** Opening ENTRIES SHOWN block **

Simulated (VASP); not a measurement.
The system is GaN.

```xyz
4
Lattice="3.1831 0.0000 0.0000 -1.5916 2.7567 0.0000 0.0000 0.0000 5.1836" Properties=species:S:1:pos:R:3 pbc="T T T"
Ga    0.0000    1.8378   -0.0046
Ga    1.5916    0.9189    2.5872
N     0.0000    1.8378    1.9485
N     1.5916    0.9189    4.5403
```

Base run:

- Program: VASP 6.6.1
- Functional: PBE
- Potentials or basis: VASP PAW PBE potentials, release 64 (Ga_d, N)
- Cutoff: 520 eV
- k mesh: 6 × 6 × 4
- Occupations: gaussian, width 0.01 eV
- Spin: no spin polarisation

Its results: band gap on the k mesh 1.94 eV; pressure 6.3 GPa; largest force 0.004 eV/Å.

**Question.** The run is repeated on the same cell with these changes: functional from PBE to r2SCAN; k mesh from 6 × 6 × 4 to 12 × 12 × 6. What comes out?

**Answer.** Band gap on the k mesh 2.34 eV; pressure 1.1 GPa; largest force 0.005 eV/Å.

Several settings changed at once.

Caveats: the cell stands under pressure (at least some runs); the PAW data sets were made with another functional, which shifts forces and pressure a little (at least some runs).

** Closing ENTRIES SHOWN block **

### ASSIGNMENT
Output the data once more, exactly as given.

### EXERCISE ANSWER
Simulated (VASP); not a measurement.
The system is GaN.

```xyz
4
Lattice="3.1831 0.0000 0.0000 -1.5916 2.7567 0.0000 0.0000 0.0000 5.1836" Properties=species:S:1:pos:R:3 pbc="T T T"
Ga    0.0000    1.8378   -0.0046
Ga    1.5916    0.9189    2.5872
N     0.0000    1.8378    1.9485
N     1.5916    0.9189    4.5403
```

Base run:

- Program: VASP 6.6.1
- Functional: PBE
- Potentials or basis: VASP PAW PBE potentials, release 64 (Ga_d, N)
- Cutoff: 520 eV
- k mesh: 6 × 6 × 4
- Occupations: gaussian, width 0.01 eV
- Spin: no spin polarisation

Its results: band gap on the k mesh 1.94 eV; pressure 6.3 GPa; largest force 0.004 eV/Å.

**Question.** The run is repeated on the same cell with these changes: functional from PBE to r2SCAN; k mesh from 6 × 6 × 4 to 12 × 12 × 6. What comes out?

**Answer.** Band gap on the k mesh 2.34 eV; pressure 1.1 GPa; largest force 0.005 eV/Å.

Several settings changed at once.

Caveats: the cell stands under pressure (at least some runs); the PAW data sets were made with another functional, which shifts forces and pressure a little (at least some runs).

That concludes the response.